Work request -
Go through the listing below and reproduce it word for word.

---*---
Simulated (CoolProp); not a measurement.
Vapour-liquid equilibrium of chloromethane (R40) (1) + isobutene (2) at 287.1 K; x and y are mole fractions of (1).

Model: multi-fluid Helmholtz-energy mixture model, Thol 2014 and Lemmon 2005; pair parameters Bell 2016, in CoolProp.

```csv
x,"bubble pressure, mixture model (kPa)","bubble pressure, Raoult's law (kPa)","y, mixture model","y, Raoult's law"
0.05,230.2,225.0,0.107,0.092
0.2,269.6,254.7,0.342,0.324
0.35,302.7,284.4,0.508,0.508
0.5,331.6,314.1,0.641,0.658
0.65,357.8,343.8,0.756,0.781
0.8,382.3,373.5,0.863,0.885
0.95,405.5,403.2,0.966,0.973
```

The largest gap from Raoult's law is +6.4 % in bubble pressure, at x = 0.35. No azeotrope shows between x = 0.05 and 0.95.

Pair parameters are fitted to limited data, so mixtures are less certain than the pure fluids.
---*---

Written solution -
Simulated (CoolProp); not a measurement.
Vapour-liquid equilibrium of chloromethane (R40) (1) + isobutene (2) at 287.1 K; x and y are mole fractions of (1).

Model: multi-fluid Helmholtz-energy mixture model, Thol 2014 and Lemmon 2005; pair parameters Bell 2016, in CoolProp.

```csv
x,"bubble pressure, mixture model (kPa)","bubble pressure, Raoult's law (kPa)","y, mixture model","y, Raoult's law"
0.05,230.2,225.0,0.107,0.092
0.2,269.6,254.7,0.342,0.324
0.35,302.7,284.4,0.508,0.508
0.5,331.6,314.1,0.641,0.658
0.65,357.8,343.8,0.756,0.781
0.8,382.3,373.5,0.863,0.885
0.95,405.5,403.2,0.966,0.973
```

The largest gap from Raoult's law is +6.4 % in bubble pressure, at x = 0.35. No azeotrope shows between x = 0.05 and 0.95.

Pair parameters are fitted to limited data, so mixtures are less certain than the pure fluids.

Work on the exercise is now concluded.